________

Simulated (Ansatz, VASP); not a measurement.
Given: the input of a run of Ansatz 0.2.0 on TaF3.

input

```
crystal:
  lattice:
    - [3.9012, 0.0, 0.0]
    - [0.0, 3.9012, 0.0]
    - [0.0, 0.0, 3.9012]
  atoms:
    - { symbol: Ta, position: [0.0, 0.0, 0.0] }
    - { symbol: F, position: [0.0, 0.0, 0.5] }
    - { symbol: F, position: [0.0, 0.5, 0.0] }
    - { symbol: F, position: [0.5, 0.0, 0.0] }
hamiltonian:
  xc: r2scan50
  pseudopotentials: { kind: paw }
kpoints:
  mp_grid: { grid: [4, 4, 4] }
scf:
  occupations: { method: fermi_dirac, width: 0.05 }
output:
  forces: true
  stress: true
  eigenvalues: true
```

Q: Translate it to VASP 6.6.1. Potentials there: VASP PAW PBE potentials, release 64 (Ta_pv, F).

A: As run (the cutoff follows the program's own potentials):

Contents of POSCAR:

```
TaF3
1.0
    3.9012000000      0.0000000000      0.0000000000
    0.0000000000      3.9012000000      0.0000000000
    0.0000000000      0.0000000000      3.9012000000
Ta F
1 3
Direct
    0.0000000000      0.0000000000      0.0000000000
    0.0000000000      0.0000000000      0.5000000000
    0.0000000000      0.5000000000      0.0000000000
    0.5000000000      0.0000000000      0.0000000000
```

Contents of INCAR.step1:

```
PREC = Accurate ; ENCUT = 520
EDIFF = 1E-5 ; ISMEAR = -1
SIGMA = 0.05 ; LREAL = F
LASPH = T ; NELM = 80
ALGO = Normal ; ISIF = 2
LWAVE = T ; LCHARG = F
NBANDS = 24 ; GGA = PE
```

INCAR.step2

________

Brief –
A verbatim transcription is required: the first line of the listing, the line containing "Q: Translate it", and every line between them.

Task result –
Simulated (Ansatz, VASP); not a measurement.
Given: the input of a run of Ansatz 0.2.0 on TaF3.

input

```
crystal:
  lattice:
    - [3.9012, 0.0, 0.0]
    - [0.0, 3.9012, 0.0]
    - [0.0, 0.0, 3.9012]
  atoms:
    - { symbol: Ta, position: [0.0, 0.0, 0.0] }
    - { symbol: F, position: [0.0, 0.0, 0.5] }
    - { symbol: F, position: [0.0, 0.5, 0.0] }
    - { symbol: F, position: [0.5, 0.0, 0.0] }
hamiltonian:
  xc: r2scan50
  pseudopotentials: { kind: paw }
kpoints:
  mp_grid: { grid: [4, 4, 4] }
scf:
  occupations: { method: fermi_dirac, width: 0.05 }
output:
  forces: true
  stress: true
  eigenvalues: true
```

Q: Translate it to VASP 6.6.1. Potentials there: VASP PAW PBE potentials, release 64 (Ta_pv, F).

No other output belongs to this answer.